#### DATA FOR REVIEW
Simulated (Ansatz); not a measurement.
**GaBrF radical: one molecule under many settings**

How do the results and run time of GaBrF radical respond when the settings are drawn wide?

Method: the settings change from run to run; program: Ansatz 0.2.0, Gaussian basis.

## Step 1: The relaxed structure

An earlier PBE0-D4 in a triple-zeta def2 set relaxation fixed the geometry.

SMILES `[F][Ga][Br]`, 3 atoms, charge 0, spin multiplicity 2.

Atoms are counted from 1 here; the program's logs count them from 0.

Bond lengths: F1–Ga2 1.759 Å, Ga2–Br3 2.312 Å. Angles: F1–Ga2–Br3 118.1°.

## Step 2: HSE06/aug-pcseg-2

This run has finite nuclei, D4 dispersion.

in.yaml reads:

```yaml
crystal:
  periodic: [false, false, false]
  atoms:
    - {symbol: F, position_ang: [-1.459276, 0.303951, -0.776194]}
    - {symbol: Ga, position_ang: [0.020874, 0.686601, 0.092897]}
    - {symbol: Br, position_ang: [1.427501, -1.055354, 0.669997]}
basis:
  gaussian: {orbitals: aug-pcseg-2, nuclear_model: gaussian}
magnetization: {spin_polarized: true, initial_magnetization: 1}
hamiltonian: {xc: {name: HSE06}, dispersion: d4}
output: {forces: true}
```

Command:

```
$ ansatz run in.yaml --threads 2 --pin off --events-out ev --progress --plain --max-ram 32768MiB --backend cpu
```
########

_WORK ITEM_: Every entry above should be returned exactly as written.

_ANSWER SPACE_:
Simulated (Ansatz); not a measurement.
**GaBrF radical: one molecule under many settings**

How do the results and run time of GaBrF radical respond when the settings are drawn wide?

Method: the settings change from run to run; program: Ansatz 0.2.0, Gaussian basis.

## Step 1: The relaxed structure

An earlier PBE0-D4 in a triple-zeta def2 set relaxation fixed the geometry.

SMILES `[F][Ga][Br]`, 3 atoms, charge 0, spin multiplicity 2.

Atoms are counted from 1 here; the program's logs count them from 0.

Bond lengths: F1–Ga2 1.759 Å, Ga2–Br3 2.312 Å. Angles: F1–Ga2–Br3 118.1°.

## Step 2: HSE06/aug-pcseg-2

This run has finite nuclei, D4 dispersion.

in.yaml reads:

```yaml
crystal:
  periodic: [false, false, false]
  atoms:
    - {symbol: F, position_ang: [-1.459276, 0.303951, -0.776194]}
    - {symbol: Ga, position_ang: [0.020874, 0.686601, 0.092897]}
    - {symbol: Br, position_ang: [1.427501, -1.055354, 0.669997]}
basis:
  gaussian: {orbitals: aug-pcseg-2, nuclear_model: gaussian}
magnetization: {spin_polarized: true, initial_magnetization: 1}
hamiltonian: {xc: {name: HSE06}, dispersion: d4}
output: {forces: true}
```

Command:

```
$ ansatz run in.yaml --threads 2 --pin off --events-out ev --progress --plain --max-ram 32768MiB --backend cpu
```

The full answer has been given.